== Segment start ==

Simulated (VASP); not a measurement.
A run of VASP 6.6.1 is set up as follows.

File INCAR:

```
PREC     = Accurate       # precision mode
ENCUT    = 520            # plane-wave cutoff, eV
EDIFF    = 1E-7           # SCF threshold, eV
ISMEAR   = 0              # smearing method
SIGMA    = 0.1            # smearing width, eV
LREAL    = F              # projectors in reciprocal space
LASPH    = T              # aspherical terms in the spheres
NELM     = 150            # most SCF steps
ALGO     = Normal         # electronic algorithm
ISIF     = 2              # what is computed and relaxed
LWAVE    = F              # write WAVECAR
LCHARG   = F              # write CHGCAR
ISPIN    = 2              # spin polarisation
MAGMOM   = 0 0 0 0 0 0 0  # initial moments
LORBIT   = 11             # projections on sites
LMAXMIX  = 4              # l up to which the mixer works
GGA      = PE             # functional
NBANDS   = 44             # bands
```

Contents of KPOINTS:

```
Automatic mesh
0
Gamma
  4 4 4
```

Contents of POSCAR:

== Segment end ==

### ASSIGNMENT
Give the records again, complete and exact.

### EXERCISE RESPONSE
Simulated (VASP); not a measurement.
A run of VASP 6.6.1 is set up as follows.

File INCAR:

```
PREC     = Accurate       # precision mode
ENCUT    = 520            # plane-wave cutoff, eV
EDIFF    = 1E-7           # SCF threshold, eV
ISMEAR   = 0              # smearing method
SIGMA    = 0.1            # smearing width, eV
LREAL    = F              # projectors in reciprocal space
LASPH    = T              # aspherical terms in the spheres
NELM     = 150            # most SCF steps
ALGO     = Normal         # electronic algorithm
ISIF     = 2              # what is computed and relaxed
LWAVE    = F              # write WAVECAR
LCHARG   = F              # write CHGCAR
ISPIN    = 2              # spin polarisation
MAGMOM   = 0 0 0 0 0 0 0  # initial moments
LORBIT   = 11             # projections on sites
LMAXMIX  = 4              # l up to which the mixer works
GGA      = PE             # functional
NBANDS   = 44             # bands
```

Contents of KPOINTS:

```
Automatic mesh
0
Gamma
  4 4 4
```

Contents of POSCAR:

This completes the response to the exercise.